WORK ITEM
Please restate exactly what appears in the records below from the first line to the line where "BClH, SMILES [BH]Cl, spin" is, that line included.

RAW DATA
^^^^^^^^

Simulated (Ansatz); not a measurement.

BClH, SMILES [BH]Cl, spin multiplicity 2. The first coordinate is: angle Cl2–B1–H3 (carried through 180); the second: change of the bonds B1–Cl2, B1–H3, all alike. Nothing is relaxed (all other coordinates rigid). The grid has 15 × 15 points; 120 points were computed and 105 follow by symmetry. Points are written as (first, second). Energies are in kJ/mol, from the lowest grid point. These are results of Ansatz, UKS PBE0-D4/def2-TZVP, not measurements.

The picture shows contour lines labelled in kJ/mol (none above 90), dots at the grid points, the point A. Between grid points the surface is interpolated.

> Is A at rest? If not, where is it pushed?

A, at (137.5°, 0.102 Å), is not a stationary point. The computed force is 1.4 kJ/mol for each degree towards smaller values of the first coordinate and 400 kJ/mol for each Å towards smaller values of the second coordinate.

^^^^^^^^

RESULT
Simulated (Ansatz); not a measurement.

BClH, SMILES [BH]Cl, spin multiplicity 2. The first coordinate is: angle Cl2–B1–H3 (carried through 180); the second: change of the bonds B1–Cl2, B1–H3, all alike. Nothing is relaxed (all other coordinates rigid). The grid has 15 × 15 points; 120 points were computed and 105 follow by symmetry. Points are written as (first, second). Energies are in kJ/mol, from the lowest grid point. These are results of Ansatz, UKS PBE0-D4/def2-TZVP, not measurements.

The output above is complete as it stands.